* **Assignment**:
Please write out the listing beneath this sentence exactly, from its first line to the line with "- barrier, forward: 4.084 eV", and stop there.

================================

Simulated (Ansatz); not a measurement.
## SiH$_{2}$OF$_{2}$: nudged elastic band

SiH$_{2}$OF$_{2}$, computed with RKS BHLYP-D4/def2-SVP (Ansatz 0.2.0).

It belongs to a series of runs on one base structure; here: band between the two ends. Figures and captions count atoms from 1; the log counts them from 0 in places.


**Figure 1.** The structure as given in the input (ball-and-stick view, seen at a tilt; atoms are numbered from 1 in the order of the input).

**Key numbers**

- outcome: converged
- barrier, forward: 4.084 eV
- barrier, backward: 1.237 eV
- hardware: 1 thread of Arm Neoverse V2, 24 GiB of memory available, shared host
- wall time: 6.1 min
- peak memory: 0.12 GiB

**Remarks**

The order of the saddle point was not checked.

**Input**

================================

* **Written response**:
Simulated (Ansatz); not a measurement.
## SiH$_{2}$OF$_{2}$: nudged elastic band

SiH$_{2}$OF$_{2}$, computed with RKS BHLYP-D4/def2-SVP (Ansatz 0.2.0).

It belongs to a series of runs on one base structure; here: band between the two ends. Figures and captions count atoms from 1; the log counts them from 0 in places.


**Figure 1.** The structure as given in the input (ball-and-stick view, seen at a tilt; atoms are numbered from 1 in the order of the input).

**Key numbers**

- outcome: converged
- barrier, forward: 4.084 eV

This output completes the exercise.